Brief - Whatever the records below hold, copy it all out exactly.

Data excerpts -
-=-=-
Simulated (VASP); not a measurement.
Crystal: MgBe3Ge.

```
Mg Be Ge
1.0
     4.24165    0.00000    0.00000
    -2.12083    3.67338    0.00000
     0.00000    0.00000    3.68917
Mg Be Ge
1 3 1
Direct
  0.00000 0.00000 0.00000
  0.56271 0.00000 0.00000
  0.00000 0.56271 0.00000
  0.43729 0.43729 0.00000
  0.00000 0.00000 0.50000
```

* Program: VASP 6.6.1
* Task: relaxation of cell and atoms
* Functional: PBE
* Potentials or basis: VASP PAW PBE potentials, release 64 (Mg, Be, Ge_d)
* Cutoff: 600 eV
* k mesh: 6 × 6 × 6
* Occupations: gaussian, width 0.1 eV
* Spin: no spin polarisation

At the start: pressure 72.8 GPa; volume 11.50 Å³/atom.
-=-=-

Exercise solution -
Simulated (VASP); not a measurement.
Crystal: MgBe3Ge.

```
Mg Be Ge
1.0
     4.24165    0.00000    0.00000
    -2.12083    3.67338    0.00000
     0.00000    0.00000    3.68917
Mg Be Ge
1 3 1
Direct
  0.00000 0.00000 0.00000
  0.56271 0.00000 0.00000
  0.00000 0.56271 0.00000
  0.43729 0.43729 0.00000
  0.00000 0.00000 0.50000
```

* Program: VASP 6.6.1
* Task: relaxation of cell and atoms
* Functional: PBE
* Potentials or basis: VASP PAW PBE potentials, release 64 (Mg, Be, Ge_d)
* Cutoff: 600 eV
* k mesh: 6 × 6 × 6
* Occupations: gaussian, width 0.1 eV
* Spin: no spin polarisation

At the start: pressure 72.8 GPa; volume 11.50 Å³/atom.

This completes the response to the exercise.